§ DATA
· · · · · · ·

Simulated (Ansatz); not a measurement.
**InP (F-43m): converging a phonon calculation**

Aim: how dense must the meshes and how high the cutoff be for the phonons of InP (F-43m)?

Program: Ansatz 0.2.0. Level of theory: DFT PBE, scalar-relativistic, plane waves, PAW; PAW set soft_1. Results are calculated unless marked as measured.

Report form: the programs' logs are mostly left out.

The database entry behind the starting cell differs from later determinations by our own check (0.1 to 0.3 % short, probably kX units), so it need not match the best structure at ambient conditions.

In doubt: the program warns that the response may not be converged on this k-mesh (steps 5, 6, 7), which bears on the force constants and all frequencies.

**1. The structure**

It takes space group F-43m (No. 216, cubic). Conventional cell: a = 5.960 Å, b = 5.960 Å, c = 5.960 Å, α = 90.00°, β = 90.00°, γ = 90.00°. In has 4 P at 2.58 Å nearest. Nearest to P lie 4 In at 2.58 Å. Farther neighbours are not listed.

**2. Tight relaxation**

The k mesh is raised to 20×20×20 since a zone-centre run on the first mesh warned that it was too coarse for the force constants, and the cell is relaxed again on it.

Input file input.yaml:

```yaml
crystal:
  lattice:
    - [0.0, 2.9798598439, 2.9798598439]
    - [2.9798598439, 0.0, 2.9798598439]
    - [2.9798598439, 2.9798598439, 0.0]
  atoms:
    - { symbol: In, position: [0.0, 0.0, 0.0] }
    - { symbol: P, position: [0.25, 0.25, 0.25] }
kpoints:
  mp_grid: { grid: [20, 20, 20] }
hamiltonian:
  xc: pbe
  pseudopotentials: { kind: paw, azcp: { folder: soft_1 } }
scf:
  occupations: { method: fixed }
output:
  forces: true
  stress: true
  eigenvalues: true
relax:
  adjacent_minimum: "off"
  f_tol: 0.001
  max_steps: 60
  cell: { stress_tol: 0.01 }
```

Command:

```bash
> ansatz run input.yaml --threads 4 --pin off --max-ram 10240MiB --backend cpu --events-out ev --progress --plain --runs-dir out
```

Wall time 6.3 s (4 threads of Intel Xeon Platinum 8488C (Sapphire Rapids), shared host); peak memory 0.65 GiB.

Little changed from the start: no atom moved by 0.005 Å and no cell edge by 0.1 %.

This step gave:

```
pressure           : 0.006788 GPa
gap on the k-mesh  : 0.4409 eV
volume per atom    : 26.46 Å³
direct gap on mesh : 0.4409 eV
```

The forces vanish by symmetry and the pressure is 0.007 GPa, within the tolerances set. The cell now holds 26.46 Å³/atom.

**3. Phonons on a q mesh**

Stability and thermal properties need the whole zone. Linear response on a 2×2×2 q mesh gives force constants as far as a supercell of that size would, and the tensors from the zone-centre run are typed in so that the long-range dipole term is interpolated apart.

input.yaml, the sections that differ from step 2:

· · · · · · ·

§ BRIEF
In the listing above, find the line with "The database entry" and the line with "on a q mesh**"; set down exactly those two lines and every line between them, nothing more.

§ EXERCISE RESULT
The database entry behind the starting cell differs from later determinations by our own check (0.1 to 0.3 % short, probably kX units), so it need not match the best structure at ambient conditions.

In doubt: the program warns that the response may not be converged on this k-mesh (steps 5, 6, 7), which bears on the force constants and all frequencies.

**1. The structure**

It takes space group F-43m (No. 216, cubic). Conventional cell: a = 5.960 Å, b = 5.960 Å, c = 5.960 Å, α = 90.00°, β = 90.00°, γ = 90.00°. In has 4 P at 2.58 Å nearest. Nearest to P lie 4 In at 2.58 Å. Farther neighbours are not listed.

**2. Tight relaxation**

The k mesh is raised to 20×20×20 since a zone-centre run on the first mesh warned that it was too coarse for the force constants, and the cell is relaxed again on it.

Input file input.yaml:

```yaml
crystal:
  lattice:
    - [0.0, 2.9798598439, 2.9798598439]
    - [2.9798598439, 0.0, 2.9798598439]
    - [2.9798598439, 2.9798598439, 0.0]
  atoms:
    - { symbol: In, position: [0.0, 0.0, 0.0] }
    - { symbol: P, position: [0.25, 0.25, 0.25] }
kpoints:
  mp_grid: { grid: [20, 20, 20] }
hamiltonian:
  xc: pbe
  pseudopotentials: { kind: paw, azcp: { folder: soft_1 } }
scf:
  occupations: { method: fixed }
output:
  forces: true
  stress: true
  eigenvalues: true
relax:
  adjacent_minimum: "off"
  f_tol: 0.001
  max_steps: 60
  cell: { stress_tol: 0.01 }
```

Command:

```bash
> ansatz run input.yaml --threads 4 --pin off --max-ram 10240MiB --backend cpu --events-out ev --progress --plain --runs-dir out
```

Wall time 6.3 s (4 threads of Intel Xeon Platinum 8488C (Sapphire Rapids), shared host); peak memory 0.65 GiB.

Little changed from the start: no atom moved by 0.005 Å and no cell edge by 0.1 %.

This step gave:

```
pressure           : 0.006788 GPa
gap on the k-mesh  : 0.4409 eV
volume per atom    : 26.46 Å³
direct gap on mesh : 0.4409 eV
```

The forces vanish by symmetry and the pressure is 0.007 GPa, within the tolerances set. The cell now holds 26.46 Å³/atom.

**3. Phonons on a q mesh**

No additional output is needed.